Requirement ::
Your answer is the lines below, exactly, from the one that contains "The same run, continued: TiTe2" through the one that contains "The geometry at", both included.

Material supplied ::
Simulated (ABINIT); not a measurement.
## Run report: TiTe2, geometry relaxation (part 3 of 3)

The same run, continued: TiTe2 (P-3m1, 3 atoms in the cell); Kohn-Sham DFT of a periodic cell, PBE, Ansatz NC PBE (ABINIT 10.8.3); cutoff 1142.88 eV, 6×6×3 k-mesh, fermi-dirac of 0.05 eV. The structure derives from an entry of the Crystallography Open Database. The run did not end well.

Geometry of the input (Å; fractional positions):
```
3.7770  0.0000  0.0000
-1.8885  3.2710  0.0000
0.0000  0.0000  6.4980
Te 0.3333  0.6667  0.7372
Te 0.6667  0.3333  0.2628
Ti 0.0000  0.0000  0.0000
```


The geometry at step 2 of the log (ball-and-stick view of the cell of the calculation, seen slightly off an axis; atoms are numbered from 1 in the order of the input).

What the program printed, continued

Task output ::
The same run, continued: TiTe2 (P-3m1, 3 atoms in the cell); Kohn-Sham DFT of a periodic cell, PBE, Ansatz NC PBE (ABINIT 10.8.3); cutoff 1142.88 eV, 6×6×3 k-mesh, fermi-dirac of 0.05 eV. The structure derives from an entry of the Crystallography Open Database. The run did not end well.

Geometry of the input (Å; fractional positions):
```
3.7770  0.0000  0.0000
-1.8885  3.2710  0.0000
0.0000  0.0000  6.4980
Te 0.3333  0.6667  0.7372
Te 0.6667  0.3333  0.2628
Ti 0.0000  0.0000  0.0000
```


The geometry at step 2 of the log (ball-and-stick view of the cell of the calculation, seen slightly off an axis; atoms are numbered from 1 in the order of the input).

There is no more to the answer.